**Work order**
Your answer must hold only the lines below from the line containing "Potentials or basis: PseudoDojo-SR-PBEsol-0.4.1-standard." through the line containing "SIRIUS's potentials were made for PBE.", each reproduced exactly.

**Data under study**
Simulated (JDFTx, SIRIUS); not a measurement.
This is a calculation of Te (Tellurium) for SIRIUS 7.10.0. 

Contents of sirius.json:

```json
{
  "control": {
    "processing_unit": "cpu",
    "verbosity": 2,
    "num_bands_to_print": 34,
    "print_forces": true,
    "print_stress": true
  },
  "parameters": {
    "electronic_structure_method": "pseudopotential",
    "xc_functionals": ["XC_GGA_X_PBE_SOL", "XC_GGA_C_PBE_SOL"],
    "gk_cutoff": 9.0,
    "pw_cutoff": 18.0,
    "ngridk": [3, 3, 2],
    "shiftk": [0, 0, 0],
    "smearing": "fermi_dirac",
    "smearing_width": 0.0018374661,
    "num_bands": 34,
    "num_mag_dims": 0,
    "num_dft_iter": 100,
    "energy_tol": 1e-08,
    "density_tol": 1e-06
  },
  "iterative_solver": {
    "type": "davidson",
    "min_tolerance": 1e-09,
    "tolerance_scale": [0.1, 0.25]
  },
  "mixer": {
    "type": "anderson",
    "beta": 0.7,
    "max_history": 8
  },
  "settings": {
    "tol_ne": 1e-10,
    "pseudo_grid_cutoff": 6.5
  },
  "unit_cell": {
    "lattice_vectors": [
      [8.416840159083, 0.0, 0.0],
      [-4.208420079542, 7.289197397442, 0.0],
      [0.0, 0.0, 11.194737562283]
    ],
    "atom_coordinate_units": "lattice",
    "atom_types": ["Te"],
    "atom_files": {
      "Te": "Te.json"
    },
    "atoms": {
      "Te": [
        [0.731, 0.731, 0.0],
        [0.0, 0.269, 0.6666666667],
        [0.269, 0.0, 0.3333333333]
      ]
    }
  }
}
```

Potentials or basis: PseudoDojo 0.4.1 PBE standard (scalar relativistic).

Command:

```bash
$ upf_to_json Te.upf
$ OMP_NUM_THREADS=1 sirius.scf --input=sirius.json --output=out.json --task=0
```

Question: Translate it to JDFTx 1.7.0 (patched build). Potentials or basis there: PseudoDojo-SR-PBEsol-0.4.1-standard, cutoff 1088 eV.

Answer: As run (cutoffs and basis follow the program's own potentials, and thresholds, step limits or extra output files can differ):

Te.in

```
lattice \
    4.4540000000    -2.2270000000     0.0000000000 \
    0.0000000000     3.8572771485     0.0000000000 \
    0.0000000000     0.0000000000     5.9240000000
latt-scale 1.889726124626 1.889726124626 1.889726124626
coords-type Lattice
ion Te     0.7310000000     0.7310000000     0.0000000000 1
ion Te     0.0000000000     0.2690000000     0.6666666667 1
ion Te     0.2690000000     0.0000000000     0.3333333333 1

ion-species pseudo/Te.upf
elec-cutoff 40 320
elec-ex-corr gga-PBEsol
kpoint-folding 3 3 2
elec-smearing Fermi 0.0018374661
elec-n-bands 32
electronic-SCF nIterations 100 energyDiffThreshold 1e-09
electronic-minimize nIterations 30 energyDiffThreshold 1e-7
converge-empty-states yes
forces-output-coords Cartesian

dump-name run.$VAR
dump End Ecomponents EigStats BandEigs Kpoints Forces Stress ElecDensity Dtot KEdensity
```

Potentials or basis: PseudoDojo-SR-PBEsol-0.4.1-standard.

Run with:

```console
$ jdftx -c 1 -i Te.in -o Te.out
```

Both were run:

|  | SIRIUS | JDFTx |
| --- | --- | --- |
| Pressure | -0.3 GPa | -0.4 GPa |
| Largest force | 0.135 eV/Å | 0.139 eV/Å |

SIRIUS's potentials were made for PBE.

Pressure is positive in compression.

**Answer section**
Potentials or basis: PseudoDojo-SR-PBEsol-0.4.1-standard.

Run with:

```console
$ jdftx -c 1 -i Te.in -o Te.out
```

Both were run:

|  | SIRIUS | JDFTx |
| --- | --- | --- |
| Pressure | -0.3 GPa | -0.4 GPa |
| Largest force | 0.135 eV/Å | 0.139 eV/Å |

SIRIUS's potentials were made for PBE.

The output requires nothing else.